● Assignment: Transcribe exactly the lines that begin the material and continue through the line containing "(3) 0.102 eV/Å.". Leave out whatever follows.

● Dataset excerpts:
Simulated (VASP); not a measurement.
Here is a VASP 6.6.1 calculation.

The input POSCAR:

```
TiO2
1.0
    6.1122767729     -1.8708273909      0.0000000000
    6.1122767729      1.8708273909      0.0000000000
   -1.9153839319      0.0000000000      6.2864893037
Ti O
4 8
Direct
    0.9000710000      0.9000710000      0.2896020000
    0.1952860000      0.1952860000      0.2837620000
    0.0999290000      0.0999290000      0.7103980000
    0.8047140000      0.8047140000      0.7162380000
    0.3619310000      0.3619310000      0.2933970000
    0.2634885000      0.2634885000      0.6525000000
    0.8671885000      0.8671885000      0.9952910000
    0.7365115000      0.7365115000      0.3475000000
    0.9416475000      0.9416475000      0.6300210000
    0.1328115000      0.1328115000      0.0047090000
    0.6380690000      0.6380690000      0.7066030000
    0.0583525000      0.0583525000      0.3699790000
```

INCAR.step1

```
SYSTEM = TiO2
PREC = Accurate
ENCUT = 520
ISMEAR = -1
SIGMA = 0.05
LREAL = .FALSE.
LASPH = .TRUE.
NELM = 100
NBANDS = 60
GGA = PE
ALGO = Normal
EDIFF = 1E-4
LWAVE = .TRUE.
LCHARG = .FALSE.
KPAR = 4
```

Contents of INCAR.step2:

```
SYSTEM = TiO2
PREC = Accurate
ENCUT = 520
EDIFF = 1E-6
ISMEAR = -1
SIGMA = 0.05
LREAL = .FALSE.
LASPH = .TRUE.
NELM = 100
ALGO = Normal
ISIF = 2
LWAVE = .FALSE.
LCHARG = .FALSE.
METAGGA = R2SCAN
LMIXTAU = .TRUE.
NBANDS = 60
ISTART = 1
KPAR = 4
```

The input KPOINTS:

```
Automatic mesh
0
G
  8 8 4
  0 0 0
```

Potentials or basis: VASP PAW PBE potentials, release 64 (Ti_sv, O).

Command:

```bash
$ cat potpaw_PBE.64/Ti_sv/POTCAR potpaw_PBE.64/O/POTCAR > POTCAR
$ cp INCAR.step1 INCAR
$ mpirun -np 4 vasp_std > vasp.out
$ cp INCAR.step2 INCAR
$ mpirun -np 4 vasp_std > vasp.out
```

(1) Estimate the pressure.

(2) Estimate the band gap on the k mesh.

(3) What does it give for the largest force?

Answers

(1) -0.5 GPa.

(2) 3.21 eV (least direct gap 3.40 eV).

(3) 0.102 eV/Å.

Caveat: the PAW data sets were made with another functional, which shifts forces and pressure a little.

● Your response:
Simulated (VASP); not a measurement.
Here is a VASP 6.6.1 calculation.

The input POSCAR:

```
TiO2
1.0
    6.1122767729     -1.8708273909      0.0000000000
    6.1122767729      1.8708273909      0.0000000000
   -1.9153839319      0.0000000000      6.2864893037
Ti O
4 8
Direct
    0.9000710000      0.9000710000      0.2896020000
    0.1952860000      0.1952860000      0.2837620000
    0.0999290000      0.0999290000      0.7103980000
    0.8047140000      0.8047140000      0.7162380000
    0.3619310000      0.3619310000      0.2933970000
    0.2634885000      0.2634885000      0.6525000000
    0.8671885000      0.8671885000      0.9952910000
    0.7365115000      0.7365115000      0.3475000000
    0.9416475000      0.9416475000      0.6300210000
    0.1328115000      0.1328115000      0.0047090000
    0.6380690000      0.6380690000      0.7066030000
    0.0583525000      0.0583525000      0.3699790000
```

INCAR.step1

```
SYSTEM = TiO2
PREC = Accurate
ENCUT = 520
ISMEAR = -1
SIGMA = 0.05
LREAL = .FALSE.
LASPH = .TRUE.
NELM = 100
NBANDS = 60
GGA = PE
ALGO = Normal
EDIFF = 1E-4
LWAVE = .TRUE.
LCHARG = .FALSE.
KPAR = 4
```

Contents of INCAR.step2:

```
SYSTEM = TiO2
PREC = Accurate
ENCUT = 520
EDIFF = 1E-6
ISMEAR = -1
SIGMA = 0.05
LREAL = .FALSE.
LASPH = .TRUE.
NELM = 100
ALGO = Normal
ISIF = 2
LWAVE = .FALSE.
LCHARG = .FALSE.
METAGGA = R2SCAN
LMIXTAU = .TRUE.
NBANDS = 60
ISTART = 1
KPAR = 4
```

The input KPOINTS:

```
Automatic mesh
0
G
  8 8 4
  0 0 0
```

Potentials or basis: VASP PAW PBE potentials, release 64 (Ti_sv, O).

Command:

```bash
$ cat potpaw_PBE.64/Ti_sv/POTCAR potpaw_PBE.64/O/POTCAR > POTCAR
$ cp INCAR.step1 INCAR
$ mpirun -np 4 vasp_std > vasp.out
$ cp INCAR.step2 INCAR
$ mpirun -np 4 vasp_std > vasp.out
```

(1) Estimate the pressure.

(2) Estimate the band gap on the k mesh.

(3) What does it give for the largest force?

Answers

(1) -0.5 GPa.

(2) 3.21 eV (least direct gap 3.40 eV).

(3) 0.102 eV/Å.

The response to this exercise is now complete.